Start of Block

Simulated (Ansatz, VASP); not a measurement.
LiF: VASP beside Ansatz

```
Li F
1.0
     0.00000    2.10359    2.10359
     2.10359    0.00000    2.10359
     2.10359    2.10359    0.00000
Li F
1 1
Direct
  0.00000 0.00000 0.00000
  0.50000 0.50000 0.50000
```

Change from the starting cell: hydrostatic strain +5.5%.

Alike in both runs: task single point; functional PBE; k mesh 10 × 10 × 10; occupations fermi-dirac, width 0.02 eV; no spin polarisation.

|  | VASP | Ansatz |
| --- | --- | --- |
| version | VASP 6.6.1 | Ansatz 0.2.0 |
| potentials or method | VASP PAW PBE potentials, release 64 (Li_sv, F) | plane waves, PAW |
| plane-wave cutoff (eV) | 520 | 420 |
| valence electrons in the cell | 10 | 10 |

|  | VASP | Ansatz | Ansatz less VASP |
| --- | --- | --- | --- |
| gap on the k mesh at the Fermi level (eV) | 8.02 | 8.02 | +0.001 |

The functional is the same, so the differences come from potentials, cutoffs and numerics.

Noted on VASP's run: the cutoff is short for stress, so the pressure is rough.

End of Block

• **Requirement**
Output the lines above between the one holding "Ansatz 0.2.0 |" and the one holding "The functional is", inclusive, with nothing before or after them.

• **Exercise solution**
| version | VASP 6.6.1 | Ansatz 0.2.0 |
| potentials or method | VASP PAW PBE potentials, release 64 (Li_sv, F) | plane waves, PAW |
| plane-wave cutoff (eV) | 520 | 420 |
| valence electrons in the cell | 10 | 10 |

|  | VASP | Ansatz | Ansatz less VASP |
| --- | --- | --- | --- |
| gap on the k mesh at the Fermi level (eV) | 8.02 | 8.02 | +0.001 |

The functional is the same, so the differences come from potentials, cutoffs and numerics.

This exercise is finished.